WORK REQUEST –
Starting with the first line of the records, write out each line exactly until you have included the line containing "Alike in both".

━━━━━ INPUT DATA

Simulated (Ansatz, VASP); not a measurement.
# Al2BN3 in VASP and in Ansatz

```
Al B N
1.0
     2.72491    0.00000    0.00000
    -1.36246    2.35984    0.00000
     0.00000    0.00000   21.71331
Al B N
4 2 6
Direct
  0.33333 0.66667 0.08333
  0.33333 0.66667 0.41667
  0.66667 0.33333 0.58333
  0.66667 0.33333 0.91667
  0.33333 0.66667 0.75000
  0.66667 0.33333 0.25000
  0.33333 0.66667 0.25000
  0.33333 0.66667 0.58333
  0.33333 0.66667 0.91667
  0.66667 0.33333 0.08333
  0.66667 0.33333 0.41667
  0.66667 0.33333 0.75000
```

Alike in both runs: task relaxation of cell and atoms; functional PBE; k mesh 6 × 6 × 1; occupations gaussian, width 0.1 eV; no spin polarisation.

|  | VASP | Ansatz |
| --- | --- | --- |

━━━━━━━━━━

RESPONSE BOX –
Simulated (Ansatz, VASP); not a measurement.
# Al2BN3 in VASP and in Ansatz

```
Al B N
1.0
     2.72491    0.00000    0.00000
    -1.36246    2.35984    0.00000
     0.00000    0.00000   21.71331
Al B N
4 2 6
Direct
  0.33333 0.66667 0.08333
  0.33333 0.66667 0.41667
  0.66667 0.33333 0.58333
  0.66667 0.33333 0.91667
  0.33333 0.66667 0.75000
  0.66667 0.33333 0.25000
  0.33333 0.66667 0.25000
  0.33333 0.66667 0.58333
  0.33333 0.66667 0.91667
  0.66667 0.33333 0.08333
  0.66667 0.33333 0.41667
  0.66667 0.33333 0.75000
```

Alike in both runs: task relaxation of cell and atoms; functional PBE; k mesh 6 × 6 × 1; occupations gaussian, width 0.1 eV; no spin polarisation.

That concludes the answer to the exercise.